- _Work task_
Starting at the line that contains "At the start: pressure" in the listing below, write out every line word for word until you have written the line that contains "Answer: Over 7".

- _Records supplied_
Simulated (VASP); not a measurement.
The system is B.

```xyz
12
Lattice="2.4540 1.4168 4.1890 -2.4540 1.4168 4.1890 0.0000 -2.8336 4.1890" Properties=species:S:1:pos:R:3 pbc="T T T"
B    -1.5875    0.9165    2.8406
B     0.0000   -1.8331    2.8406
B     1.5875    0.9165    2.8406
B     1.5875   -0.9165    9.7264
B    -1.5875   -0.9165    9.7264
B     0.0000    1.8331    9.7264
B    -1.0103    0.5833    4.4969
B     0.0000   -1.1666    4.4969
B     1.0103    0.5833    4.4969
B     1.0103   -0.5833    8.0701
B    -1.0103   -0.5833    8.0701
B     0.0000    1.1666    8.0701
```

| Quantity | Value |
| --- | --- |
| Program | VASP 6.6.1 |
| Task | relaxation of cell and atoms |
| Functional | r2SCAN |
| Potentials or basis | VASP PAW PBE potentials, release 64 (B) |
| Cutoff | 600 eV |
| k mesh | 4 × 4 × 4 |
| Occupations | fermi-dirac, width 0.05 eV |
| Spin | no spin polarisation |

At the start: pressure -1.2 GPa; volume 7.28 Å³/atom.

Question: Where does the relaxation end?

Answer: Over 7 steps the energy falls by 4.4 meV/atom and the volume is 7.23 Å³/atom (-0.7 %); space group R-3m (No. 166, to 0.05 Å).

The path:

- _Solution_
At the start: pressure -1.2 GPa; volume 7.28 Å³/atom.

Question: Where does the relaxation end?

Answer: Over 7 steps the energy falls by 4.4 meV/atom and the volume is 7.23 Å³/atom (-0.7 %); space group R-3m (No. 166, to 0.05 Å).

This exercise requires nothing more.